■ ■ ■ ■ ■

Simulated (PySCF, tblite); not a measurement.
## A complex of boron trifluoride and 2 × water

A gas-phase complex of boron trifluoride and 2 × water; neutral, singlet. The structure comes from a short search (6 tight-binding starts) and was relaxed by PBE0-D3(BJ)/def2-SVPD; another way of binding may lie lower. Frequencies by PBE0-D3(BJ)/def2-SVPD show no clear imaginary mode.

■ ■ ■ ■ ■

* WORK TASK: Retype the listing. Match it exactly.

* EXERCISE OUTPUT:
Simulated (PySCF, tblite); not a measurement.
## A complex of boron trifluoride and 2 × water

A gas-phase complex of boron trifluoride and 2 × water; neutral, singlet. The structure comes from a short search (6 tight-binding starts) and was relaxed by PBE0-D3(BJ)/def2-SVPD; another way of binding may lie lower. Frequencies by PBE0-D3(BJ)/def2-SVPD show no clear imaginary mode.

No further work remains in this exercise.